Every line between the top of the data below and the line with "Result: Pressure -4.0 GPa.", both ends included, must be retyped exactly.

Recorded information
◇ ◇ ◇ ◇

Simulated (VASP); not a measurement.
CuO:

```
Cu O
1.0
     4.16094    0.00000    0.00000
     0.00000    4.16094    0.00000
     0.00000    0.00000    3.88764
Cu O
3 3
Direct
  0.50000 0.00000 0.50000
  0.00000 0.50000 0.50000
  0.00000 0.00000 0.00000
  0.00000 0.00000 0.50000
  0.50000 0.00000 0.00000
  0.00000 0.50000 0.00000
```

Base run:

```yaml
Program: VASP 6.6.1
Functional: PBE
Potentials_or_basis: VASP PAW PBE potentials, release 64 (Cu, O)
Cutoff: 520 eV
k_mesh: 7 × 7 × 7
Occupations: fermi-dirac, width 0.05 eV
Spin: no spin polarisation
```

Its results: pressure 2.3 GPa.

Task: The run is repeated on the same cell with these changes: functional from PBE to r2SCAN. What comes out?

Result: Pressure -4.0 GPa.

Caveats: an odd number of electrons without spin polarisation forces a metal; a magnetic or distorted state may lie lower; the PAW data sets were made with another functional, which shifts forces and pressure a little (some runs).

◇ ◇ ◇ ◇

Exercise answer
Simulated (VASP); not a measurement.
CuO:

```
Cu O
1.0
     4.16094    0.00000    0.00000
     0.00000    4.16094    0.00000
     0.00000    0.00000    3.88764
Cu O
3 3
Direct
  0.50000 0.00000 0.50000
  0.00000 0.50000 0.50000
  0.00000 0.00000 0.00000
  0.00000 0.00000 0.50000
  0.50000 0.00000 0.00000
  0.00000 0.50000 0.00000
```

Base run:

```yaml
Program: VASP 6.6.1
Functional: PBE
Potentials_or_basis: VASP PAW PBE potentials, release 64 (Cu, O)
Cutoff: 520 eV
k_mesh: 7 × 7 × 7
Occupations: fermi-dirac, width 0.05 eV
Spin: no spin polarisation
```

Its results: pressure 2.3 GPa.

Task: The run is repeated on the same cell with these changes: functional from PBE to r2SCAN. What comes out?

Result: Pressure -4.0 GPa.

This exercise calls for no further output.